* _Assigned task_: Using the material below, return exactly the lines between the one holding "What does the table show?" and the one holding "The standard deviation", inclusive, and no others.

* _Data extract_:
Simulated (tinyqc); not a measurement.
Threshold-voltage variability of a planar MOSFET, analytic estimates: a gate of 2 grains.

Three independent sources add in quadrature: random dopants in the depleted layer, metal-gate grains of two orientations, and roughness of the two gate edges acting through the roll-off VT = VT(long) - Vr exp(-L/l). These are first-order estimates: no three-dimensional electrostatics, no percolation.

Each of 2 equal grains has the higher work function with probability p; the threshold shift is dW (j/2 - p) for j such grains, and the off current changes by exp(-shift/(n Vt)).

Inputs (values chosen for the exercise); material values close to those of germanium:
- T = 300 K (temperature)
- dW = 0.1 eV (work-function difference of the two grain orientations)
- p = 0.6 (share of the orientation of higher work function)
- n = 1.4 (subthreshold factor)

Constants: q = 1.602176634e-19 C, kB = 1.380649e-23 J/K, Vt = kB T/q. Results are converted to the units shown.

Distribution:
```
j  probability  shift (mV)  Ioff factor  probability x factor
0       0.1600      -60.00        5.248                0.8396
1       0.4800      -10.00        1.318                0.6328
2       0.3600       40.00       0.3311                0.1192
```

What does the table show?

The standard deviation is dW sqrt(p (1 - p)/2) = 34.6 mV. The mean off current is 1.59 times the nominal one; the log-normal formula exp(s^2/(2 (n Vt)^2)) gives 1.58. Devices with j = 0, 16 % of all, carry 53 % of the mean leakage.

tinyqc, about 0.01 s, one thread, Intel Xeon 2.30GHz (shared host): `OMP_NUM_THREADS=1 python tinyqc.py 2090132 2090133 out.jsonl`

* _Written answer_:
What does the table show?

The standard deviation is dW sqrt(p (1 - p)/2) = 34.6 mV. The mean off current is 1.59 times the nominal one; the log-normal formula exp(s^2/(2 (n Vt)^2)) gives 1.58. Devices with j = 0, 16 % of all, carry 53 % of the mean leakage.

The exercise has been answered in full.